=== Section Start ===

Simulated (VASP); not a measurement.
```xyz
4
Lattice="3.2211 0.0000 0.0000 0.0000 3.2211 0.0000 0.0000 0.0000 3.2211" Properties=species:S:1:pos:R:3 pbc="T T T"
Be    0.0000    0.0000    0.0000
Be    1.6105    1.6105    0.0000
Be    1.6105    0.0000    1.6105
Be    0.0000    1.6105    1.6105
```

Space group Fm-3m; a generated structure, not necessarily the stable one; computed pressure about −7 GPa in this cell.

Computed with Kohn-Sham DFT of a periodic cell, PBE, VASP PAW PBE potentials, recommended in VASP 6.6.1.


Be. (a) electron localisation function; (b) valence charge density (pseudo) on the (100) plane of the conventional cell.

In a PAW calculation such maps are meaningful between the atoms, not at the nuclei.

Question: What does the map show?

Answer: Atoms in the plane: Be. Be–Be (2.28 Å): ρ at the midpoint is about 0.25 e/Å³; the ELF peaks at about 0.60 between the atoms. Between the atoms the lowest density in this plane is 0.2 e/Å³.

=== Section End ===

● **Assigned task**: Restate the data word for word. Begin at its first line, end at the line that contains "Question: What does the map show?", and include both.

● **Task result**:
Simulated (VASP); not a measurement.
```xyz
4
Lattice="3.2211 0.0000 0.0000 0.0000 3.2211 0.0000 0.0000 0.0000 3.2211" Properties=species:S:1:pos:R:3 pbc="T T T"
Be    0.0000    0.0000    0.0000
Be    1.6105    1.6105    0.0000
Be    1.6105    0.0000    1.6105
Be    0.0000    1.6105    1.6105
```

Space group Fm-3m; a generated structure, not necessarily the stable one; computed pressure about −7 GPa in this cell.

Computed with Kohn-Sham DFT of a periodic cell, PBE, VASP PAW PBE potentials, recommended in VASP 6.6.1.


Be. (a) electron localisation function; (b) valence charge density (pseudo) on the (100) plane of the conventional cell.

In a PAW calculation such maps are meaningful between the atoms, not at the nuclei.

Question: What does the map show?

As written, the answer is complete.